*** Opening Input data ***
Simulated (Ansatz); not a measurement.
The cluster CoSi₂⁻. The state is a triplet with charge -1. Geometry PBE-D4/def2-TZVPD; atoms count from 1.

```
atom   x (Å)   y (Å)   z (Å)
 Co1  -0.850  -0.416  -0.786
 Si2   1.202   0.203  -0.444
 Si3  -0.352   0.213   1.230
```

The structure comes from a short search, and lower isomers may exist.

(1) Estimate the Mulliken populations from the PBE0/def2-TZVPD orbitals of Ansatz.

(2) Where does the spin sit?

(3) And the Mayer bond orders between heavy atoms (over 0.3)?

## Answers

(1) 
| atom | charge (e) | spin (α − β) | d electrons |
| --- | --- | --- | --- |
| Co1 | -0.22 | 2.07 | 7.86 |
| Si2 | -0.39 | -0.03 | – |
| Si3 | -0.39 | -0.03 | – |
*** Closing Input data ***

An exact copy of the listing above is what is wanted.

Simulated (Ansatz); not a measurement.
The cluster CoSi₂⁻. The state is a triplet with charge -1. Geometry PBE-D4/def2-TZVPD; atoms count from 1.

```
atom   x (Å)   y (Å)   z (Å)
 Co1  -0.850  -0.416  -0.786
 Si2   1.202   0.203  -0.444
 Si3  -0.352   0.213   1.230
```

The structure comes from a short search, and lower isomers may exist.

(1) Estimate the Mulliken populations from the PBE0/def2-TZVPD orbitals of Ansatz.

(2) Where does the spin sit?

(3) And the Mayer bond orders between heavy atoms (over 0.3)?

## Answers

(1) 
| atom | charge (e) | spin (α − β) | d electrons |
| --- | --- | --- | --- |
| Co1 | -0.22 | 2.07 | 7.86 |
| Si2 | -0.39 | -0.03 | – |
| Si3 | -0.39 | -0.03 | – |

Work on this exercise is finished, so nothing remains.